WORK REQUEST: Every record must appear in the answer exactly as it stands.

===== DATASET ENTRIES

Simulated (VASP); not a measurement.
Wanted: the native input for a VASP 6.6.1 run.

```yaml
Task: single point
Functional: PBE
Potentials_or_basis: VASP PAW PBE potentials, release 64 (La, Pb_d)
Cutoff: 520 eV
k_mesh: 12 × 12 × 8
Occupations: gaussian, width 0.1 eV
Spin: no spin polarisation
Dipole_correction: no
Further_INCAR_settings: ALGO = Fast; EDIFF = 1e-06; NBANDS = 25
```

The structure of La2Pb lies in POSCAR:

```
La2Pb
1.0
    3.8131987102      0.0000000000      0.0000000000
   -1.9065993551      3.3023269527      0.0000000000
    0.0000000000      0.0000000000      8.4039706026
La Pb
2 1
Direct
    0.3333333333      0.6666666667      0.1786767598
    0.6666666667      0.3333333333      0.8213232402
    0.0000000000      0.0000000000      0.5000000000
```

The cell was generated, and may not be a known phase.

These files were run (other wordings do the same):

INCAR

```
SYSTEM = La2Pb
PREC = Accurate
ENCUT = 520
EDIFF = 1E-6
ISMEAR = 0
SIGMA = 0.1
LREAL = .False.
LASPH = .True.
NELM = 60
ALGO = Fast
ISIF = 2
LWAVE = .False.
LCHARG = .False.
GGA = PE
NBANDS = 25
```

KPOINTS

==========

ANSWER BOX:
Simulated (VASP); not a measurement.
Wanted: the native input for a VASP 6.6.1 run.

```yaml
Task: single point
Functional: PBE
Potentials_or_basis: VASP PAW PBE potentials, release 64 (La, Pb_d)
Cutoff: 520 eV
k_mesh: 12 × 12 × 8
Occupations: gaussian, width 0.1 eV
Spin: no spin polarisation
Dipole_correction: no
Further_INCAR_settings: ALGO = Fast; EDIFF = 1e-06; NBANDS = 25
```

The structure of La2Pb lies in POSCAR:

```
La2Pb
1.0
    3.8131987102      0.0000000000      0.0000000000
   -1.9065993551      3.3023269527      0.0000000000
    0.0000000000      0.0000000000      8.4039706026
La Pb
2 1
Direct
    0.3333333333      0.6666666667      0.1786767598
    0.6666666667      0.3333333333      0.8213232402
    0.0000000000      0.0000000000      0.5000000000
```

The cell was generated, and may not be a known phase.

These files were run (other wordings do the same):

INCAR

```
SYSTEM = La2Pb
PREC = Accurate
ENCUT = 520
EDIFF = 1E-6
ISMEAR = 0
SIGMA = 0.1
LREAL = .False.
LASPH = .True.
NELM = 60
ALGO = Fast
ISIF = 2
LWAVE = .False.
LCHARG = .False.
GGA = PE
NBANDS = 25
```

KPOINTS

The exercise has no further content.